▸ DATASET EXTRACT
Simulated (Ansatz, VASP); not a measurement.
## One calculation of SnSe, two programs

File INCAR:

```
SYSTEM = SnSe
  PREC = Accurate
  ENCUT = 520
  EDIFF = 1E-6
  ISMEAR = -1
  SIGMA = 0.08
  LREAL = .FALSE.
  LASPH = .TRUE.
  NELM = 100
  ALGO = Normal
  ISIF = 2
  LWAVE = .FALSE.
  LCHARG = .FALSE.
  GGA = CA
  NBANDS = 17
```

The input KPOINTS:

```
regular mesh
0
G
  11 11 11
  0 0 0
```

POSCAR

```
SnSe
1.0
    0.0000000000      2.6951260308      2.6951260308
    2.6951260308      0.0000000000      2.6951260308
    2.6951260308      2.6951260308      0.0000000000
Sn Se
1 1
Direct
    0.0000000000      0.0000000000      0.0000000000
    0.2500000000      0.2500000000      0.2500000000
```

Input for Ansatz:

▸ EXERCISE
Copy each line of the material exactly as shown.

▸ WRITTEN RESPONSE
Simulated (Ansatz, VASP); not a measurement.
## One calculation of SnSe, two programs

File INCAR:

```
SYSTEM = SnSe
  PREC = Accurate
  ENCUT = 520
  EDIFF = 1E-6
  ISMEAR = -1
  SIGMA = 0.08
  LREAL = .FALSE.
  LASPH = .TRUE.
  NELM = 100
  ALGO = Normal
  ISIF = 2
  LWAVE = .FALSE.
  LCHARG = .FALSE.
  GGA = CA
  NBANDS = 17
```

The input KPOINTS:

```
regular mesh
0
G
  11 11 11
  0 0 0
```

POSCAR

```
SnSe
1.0
    0.0000000000      2.6951260308      2.6951260308
    2.6951260308      0.0000000000      2.6951260308
    2.6951260308      2.6951260308      0.0000000000
Sn Se
1 1
Direct
    0.0000000000      0.0000000000      0.0000000000
    0.2500000000      0.2500000000      0.2500000000
```

Input for Ansatz:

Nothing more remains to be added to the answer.